■ ASSIGNMENT: Repeat word for word the opening stretch of the entries, from the first line through the line containing "It takes space".

*** RECORDS SHOWN Section Begins ***

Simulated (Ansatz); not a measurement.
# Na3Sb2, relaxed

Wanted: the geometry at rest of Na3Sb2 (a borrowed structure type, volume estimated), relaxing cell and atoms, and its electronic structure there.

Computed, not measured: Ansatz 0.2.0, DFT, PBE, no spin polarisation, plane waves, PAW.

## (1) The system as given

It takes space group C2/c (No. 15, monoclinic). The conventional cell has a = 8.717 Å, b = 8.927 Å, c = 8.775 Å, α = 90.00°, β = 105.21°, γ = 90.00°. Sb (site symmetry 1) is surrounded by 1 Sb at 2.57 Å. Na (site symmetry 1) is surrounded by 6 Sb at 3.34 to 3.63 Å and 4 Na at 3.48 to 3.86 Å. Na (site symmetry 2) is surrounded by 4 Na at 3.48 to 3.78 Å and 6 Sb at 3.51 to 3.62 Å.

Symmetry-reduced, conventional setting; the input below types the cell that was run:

*** RECORDS SHOWN Section Ends ***

■ ANSWER AREA:
Simulated (Ansatz); not a measurement.
# Na3Sb2, relaxed

Wanted: the geometry at rest of Na3Sb2 (a borrowed structure type, volume estimated), relaxing cell and atoms, and its electronic structure there.

Computed, not measured: Ansatz 0.2.0, DFT, PBE, no spin polarisation, plane waves, PAW.

## (1) The system as given

It takes space group C2/c (No. 15, monoclinic). The conventional cell has a = 8.717 Å, b = 8.927 Å, c = 8.775 Å, α = 90.00°, β = 105.21°, γ = 90.00°. Sb (site symmetry 1) is surrounded by 1 Sb at 2.57 Å. Na (site symmetry 1) is surrounded by 6 Sb at 3.34 to 3.63 Å and 4 Na at 3.48 to 3.86 Å. Na (site symmetry 2) is surrounded by 4 Na at 3.48 to 3.78 Å and 6 Sb at 3.51 to 3.62 Å.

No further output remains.